Assignment: Produce a character-for-character copy of the data below.

(Given information)

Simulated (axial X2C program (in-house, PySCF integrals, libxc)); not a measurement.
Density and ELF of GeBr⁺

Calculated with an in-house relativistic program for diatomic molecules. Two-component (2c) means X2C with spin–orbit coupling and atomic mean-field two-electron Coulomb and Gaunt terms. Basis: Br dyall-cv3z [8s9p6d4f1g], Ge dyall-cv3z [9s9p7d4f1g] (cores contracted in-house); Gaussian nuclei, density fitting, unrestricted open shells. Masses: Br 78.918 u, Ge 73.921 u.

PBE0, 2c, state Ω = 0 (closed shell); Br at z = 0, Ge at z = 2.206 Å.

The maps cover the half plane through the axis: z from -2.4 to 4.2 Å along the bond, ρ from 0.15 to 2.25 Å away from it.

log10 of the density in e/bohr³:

(End Given information)

Response area:
Simulated (axial X2C program (in-house, PySCF integrals, libxc)); not a measurement.
Density and ELF of GeBr⁺

Calculated with an in-house relativistic program for diatomic molecules. Two-component (2c) means X2C with spin–orbit coupling and atomic mean-field two-electron Coulomb and Gaunt terms. Basis: Br dyall-cv3z [8s9p6d4f1g], Ge dyall-cv3z [9s9p7d4f1g] (cores contracted in-house); Gaussian nuclei, density fitting, unrestricted open shells. Masses: Br 78.918 u, Ge 73.921 u.

PBE0, 2c, state Ω = 0 (closed shell); Br at z = 0, Ge at z = 2.206 Å.

The maps cover the half plane through the axis: z from -2.4 to 4.2 Å along the bond, ρ from 0.15 to 2.25 Å away from it.

log10 of the density in e/bohr³:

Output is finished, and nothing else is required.